Work task
In the listing below, the answer starts at the line that has "Bond lengths: B1–Ge2" and stops after the line that has "### 2 Energy and forces at HF/STO-3G (run 1)"; please repeat that part exactly and nothing more.

--- Recorded information Enclosed Below ---

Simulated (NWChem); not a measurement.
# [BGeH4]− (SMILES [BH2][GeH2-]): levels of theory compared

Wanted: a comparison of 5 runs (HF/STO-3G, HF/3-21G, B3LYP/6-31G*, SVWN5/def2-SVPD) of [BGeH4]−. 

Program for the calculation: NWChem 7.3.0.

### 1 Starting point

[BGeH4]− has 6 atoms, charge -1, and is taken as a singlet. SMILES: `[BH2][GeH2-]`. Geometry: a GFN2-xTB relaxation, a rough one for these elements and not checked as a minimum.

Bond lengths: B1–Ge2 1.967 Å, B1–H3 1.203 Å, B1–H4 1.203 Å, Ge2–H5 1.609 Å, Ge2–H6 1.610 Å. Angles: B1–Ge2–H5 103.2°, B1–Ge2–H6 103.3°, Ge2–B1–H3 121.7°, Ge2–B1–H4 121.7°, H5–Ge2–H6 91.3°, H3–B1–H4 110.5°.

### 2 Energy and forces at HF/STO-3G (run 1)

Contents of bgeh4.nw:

--- End of Enclosed Recorded information ---

Exercise result
Bond lengths: B1–Ge2 1.967 Å, B1–H3 1.203 Å, B1–H4 1.203 Å, Ge2–H5 1.609 Å, Ge2–H6 1.610 Å. Angles: B1–Ge2–H5 103.2°, B1–Ge2–H6 103.3°, Ge2–B1–H3 121.7°, Ge2–B1–H4 121.7°, H5–Ge2–H6 91.3°, H3–B1–H4 110.5°.

### 2 Energy and forces at HF/STO-3G (run 1)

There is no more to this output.